§ WORK ORDER:
Beginning at the first line of the data, print each line exactly, stopping after the line that contains "These are static".

§ GIVEN ENTRIES:
⁂
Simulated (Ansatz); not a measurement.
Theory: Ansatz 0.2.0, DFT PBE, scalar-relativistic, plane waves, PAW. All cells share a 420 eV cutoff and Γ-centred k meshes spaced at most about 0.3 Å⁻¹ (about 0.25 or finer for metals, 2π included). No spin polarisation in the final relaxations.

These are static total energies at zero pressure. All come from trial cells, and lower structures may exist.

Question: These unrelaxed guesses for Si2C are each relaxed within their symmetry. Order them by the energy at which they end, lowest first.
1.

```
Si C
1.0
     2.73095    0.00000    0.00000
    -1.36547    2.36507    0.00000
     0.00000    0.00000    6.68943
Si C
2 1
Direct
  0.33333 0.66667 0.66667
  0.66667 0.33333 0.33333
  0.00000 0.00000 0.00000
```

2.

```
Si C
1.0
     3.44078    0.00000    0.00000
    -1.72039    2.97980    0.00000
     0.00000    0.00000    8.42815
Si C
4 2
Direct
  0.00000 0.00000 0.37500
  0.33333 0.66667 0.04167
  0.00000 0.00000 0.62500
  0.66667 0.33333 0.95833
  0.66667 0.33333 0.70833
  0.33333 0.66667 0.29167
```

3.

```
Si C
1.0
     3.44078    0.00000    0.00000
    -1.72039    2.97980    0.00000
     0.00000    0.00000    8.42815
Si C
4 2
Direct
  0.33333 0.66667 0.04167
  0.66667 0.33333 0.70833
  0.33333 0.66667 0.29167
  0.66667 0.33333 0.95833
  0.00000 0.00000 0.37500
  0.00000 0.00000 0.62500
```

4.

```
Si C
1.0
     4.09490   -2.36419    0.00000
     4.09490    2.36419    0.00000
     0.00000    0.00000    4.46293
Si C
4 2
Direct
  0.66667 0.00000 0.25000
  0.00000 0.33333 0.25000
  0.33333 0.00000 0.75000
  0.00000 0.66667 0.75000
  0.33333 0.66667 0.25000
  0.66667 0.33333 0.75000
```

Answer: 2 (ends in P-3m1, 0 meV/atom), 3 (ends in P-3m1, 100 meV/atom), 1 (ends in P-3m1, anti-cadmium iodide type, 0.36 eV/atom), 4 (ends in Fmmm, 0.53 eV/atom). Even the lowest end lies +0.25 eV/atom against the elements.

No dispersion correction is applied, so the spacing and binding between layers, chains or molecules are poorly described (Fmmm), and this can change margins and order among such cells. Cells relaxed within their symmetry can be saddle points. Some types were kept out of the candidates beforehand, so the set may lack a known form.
⁂

§ RESULT:
Simulated (Ansatz); not a measurement.
Theory: Ansatz 0.2.0, DFT PBE, scalar-relativistic, plane waves, PAW. All cells share a 420 eV cutoff and Γ-centred k meshes spaced at most about 0.3 Å⁻¹ (about 0.25 or finer for metals, 2π included). No spin polarisation in the final relaxations.

These are static total energies at zero pressure. All come from trial cells, and lower structures may exist.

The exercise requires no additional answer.